▶ _Dataset records_:
Start of Block
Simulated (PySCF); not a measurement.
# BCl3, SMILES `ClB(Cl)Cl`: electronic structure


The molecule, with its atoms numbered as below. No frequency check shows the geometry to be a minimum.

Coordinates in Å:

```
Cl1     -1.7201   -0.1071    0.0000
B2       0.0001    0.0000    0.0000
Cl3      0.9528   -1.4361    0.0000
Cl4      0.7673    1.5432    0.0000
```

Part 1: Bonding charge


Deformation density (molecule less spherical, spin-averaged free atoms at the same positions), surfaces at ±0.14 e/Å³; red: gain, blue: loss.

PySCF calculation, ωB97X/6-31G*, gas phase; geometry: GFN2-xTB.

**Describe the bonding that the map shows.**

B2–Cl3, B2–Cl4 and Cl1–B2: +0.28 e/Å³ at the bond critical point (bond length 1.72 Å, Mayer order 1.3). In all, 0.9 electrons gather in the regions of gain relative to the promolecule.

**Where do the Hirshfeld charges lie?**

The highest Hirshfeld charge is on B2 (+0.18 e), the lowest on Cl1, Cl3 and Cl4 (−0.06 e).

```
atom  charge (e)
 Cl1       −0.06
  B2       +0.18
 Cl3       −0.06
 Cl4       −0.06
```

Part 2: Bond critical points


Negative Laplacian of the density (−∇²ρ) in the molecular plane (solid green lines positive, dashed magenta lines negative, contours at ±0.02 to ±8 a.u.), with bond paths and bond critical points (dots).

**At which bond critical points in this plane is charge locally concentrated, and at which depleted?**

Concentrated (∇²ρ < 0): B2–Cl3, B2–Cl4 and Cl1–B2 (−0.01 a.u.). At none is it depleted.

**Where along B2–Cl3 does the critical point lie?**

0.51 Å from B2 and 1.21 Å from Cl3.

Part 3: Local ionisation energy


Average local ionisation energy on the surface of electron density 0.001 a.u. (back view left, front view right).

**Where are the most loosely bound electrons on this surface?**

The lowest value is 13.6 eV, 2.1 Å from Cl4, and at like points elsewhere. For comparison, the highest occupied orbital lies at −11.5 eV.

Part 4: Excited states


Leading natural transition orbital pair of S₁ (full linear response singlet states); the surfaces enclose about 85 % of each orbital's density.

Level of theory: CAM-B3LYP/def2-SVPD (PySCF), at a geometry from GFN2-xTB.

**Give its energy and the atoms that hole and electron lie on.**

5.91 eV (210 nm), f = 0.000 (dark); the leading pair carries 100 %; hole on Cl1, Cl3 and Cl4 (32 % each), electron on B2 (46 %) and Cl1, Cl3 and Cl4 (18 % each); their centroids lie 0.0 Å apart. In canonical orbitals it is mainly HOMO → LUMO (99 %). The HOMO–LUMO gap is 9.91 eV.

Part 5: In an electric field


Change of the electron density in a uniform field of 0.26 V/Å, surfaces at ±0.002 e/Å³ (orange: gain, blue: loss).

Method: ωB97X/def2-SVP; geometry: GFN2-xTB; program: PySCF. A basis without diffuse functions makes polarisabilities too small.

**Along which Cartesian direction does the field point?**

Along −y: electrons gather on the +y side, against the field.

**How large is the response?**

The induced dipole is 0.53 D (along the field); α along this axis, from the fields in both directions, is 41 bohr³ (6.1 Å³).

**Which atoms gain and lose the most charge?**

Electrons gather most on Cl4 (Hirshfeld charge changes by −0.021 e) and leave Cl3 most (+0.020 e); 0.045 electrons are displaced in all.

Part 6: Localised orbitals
End of Block

Transcribe the listing above line for line, from the first line to the line containing "B2–Cl3, B2–Cl4 and Cl1–B2: +0.28", inclusive, with no other lines.

▶ _Written answer_:
Simulated (PySCF); not a measurement.
# BCl3, SMILES `ClB(Cl)Cl`: electronic structure


The molecule, with its atoms numbered as below. No frequency check shows the geometry to be a minimum.

Coordinates in Å:

```
Cl1     -1.7201   -0.1071    0.0000
B2       0.0001    0.0000    0.0000
Cl3      0.9528   -1.4361    0.0000
Cl4      0.7673    1.5432    0.0000
```

Part 1: Bonding charge


Deformation density (molecule less spherical, spin-averaged free atoms at the same positions), surfaces at ±0.14 e/Å³; red: gain, blue: loss.

PySCF calculation, ωB97X/6-31G*, gas phase; geometry: GFN2-xTB.

**Describe the bonding that the map shows.**

B2–Cl3, B2–Cl4 and Cl1–B2: +0.28 e/Å³ at the bond critical point (bond length 1.72 Å, Mayer order 1.3). In all, 0.9 electrons gather in the regions of gain relative to the promolecule.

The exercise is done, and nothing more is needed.